The entries that follow should be duplicated in full, without a single alteration.

• _Data to examine_

==============================

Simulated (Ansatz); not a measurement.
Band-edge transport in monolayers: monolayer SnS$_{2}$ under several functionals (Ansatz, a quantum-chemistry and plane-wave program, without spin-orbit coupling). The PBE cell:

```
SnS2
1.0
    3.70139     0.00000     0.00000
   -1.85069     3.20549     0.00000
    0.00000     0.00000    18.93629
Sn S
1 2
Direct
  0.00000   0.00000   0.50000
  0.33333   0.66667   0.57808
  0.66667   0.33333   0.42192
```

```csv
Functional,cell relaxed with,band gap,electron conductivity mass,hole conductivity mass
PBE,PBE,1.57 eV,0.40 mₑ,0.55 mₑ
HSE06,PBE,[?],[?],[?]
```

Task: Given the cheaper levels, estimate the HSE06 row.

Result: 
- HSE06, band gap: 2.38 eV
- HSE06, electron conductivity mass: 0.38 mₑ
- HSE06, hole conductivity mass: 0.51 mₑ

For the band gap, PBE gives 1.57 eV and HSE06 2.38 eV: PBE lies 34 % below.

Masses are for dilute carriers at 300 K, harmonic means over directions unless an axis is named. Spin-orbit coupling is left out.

==============================

• _Your response_
Simulated (Ansatz); not a measurement.
Band-edge transport in monolayers: monolayer SnS$_{2}$ under several functionals (Ansatz, a quantum-chemistry and plane-wave program, without spin-orbit coupling). The PBE cell:

```
SnS2
1.0
    3.70139     0.00000     0.00000
   -1.85069     3.20549     0.00000
    0.00000     0.00000    18.93629
Sn S
1 2
Direct
  0.00000   0.00000   0.50000
  0.33333   0.66667   0.57808
  0.66667   0.33333   0.42192
```

```csv
Functional,cell relaxed with,band gap,electron conductivity mass,hole conductivity mass
PBE,PBE,1.57 eV,0.40 mₑ,0.55 mₑ
HSE06,PBE,[?],[?],[?]
```

Task: Given the cheaper levels, estimate the HSE06 row.

Result: 
- HSE06, band gap: 2.38 eV
- HSE06, electron conductivity mass: 0.38 mₑ
- HSE06, hole conductivity mass: 0.51 mₑ

For the band gap, PBE gives 1.57 eV and HSE06 2.38 eV: PBE lies 34 % below.

Masses are for dilute carriers at 300 K, harmonic means over directions unless an axis is named. Spin-orbit coupling is left out.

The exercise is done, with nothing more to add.